#### SOURCE INFORMATION

------------------------------------------------------------------------

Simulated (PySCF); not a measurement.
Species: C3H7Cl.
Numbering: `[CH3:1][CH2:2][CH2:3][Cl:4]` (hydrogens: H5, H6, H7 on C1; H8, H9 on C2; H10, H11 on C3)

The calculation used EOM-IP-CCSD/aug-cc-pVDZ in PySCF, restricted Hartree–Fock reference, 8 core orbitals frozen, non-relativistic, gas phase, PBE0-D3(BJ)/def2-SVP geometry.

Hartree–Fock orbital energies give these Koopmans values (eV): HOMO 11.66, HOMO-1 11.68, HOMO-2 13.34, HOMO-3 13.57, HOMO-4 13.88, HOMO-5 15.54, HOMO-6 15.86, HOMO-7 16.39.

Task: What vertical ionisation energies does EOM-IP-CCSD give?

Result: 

------------------------------------------------------------------------

#### WORK TASK
Exactly repeat the lines running from the top of the listing to the line bearing "Task: What vertical", both of those lines included, and only them.

#### WORKED SOLUTION
Simulated (PySCF); not a measurement.
Species: C3H7Cl.
Numbering: `[CH3:1][CH2:2][CH2:3][Cl:4]` (hydrogens: H5, H6, H7 on C1; H8, H9 on C2; H10, H11 on C3)

The calculation used EOM-IP-CCSD/aug-cc-pVDZ in PySCF, restricted Hartree–Fock reference, 8 core orbitals frozen, non-relativistic, gas phase, PBE0-D3(BJ)/def2-SVP geometry.

Hartree–Fock orbital energies give these Koopmans values (eV): HOMO 11.66, HOMO-1 11.68, HOMO-2 13.34, HOMO-3 13.57, HOMO-4 13.88, HOMO-5 15.54, HOMO-6 15.86, HOMO-7 16.39.

Task: What vertical ionisation energies does EOM-IP-CCSD give?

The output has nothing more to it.